WORK TASK: Return the records below exactly as they are written.

EXCERPTED RECORDS:
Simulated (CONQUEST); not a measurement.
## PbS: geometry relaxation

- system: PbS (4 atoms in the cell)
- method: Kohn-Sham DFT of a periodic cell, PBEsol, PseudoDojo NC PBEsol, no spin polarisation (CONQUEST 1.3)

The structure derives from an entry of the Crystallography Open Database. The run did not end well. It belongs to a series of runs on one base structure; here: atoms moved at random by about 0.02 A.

EXERCISE SOLUTION:
Simulated (CONQUEST); not a measurement.
## PbS: geometry relaxation

- system: PbS (4 atoms in the cell)
- method: Kohn-Sham DFT of a periodic cell, PBEsol, PseudoDojo NC PBEsol, no spin polarisation (CONQUEST 1.3)

The structure derives from an entry of the Crystallography Open Database. The run did not end well. It belongs to a series of runs on one base structure; here: atoms moved at random by about 0.02 A.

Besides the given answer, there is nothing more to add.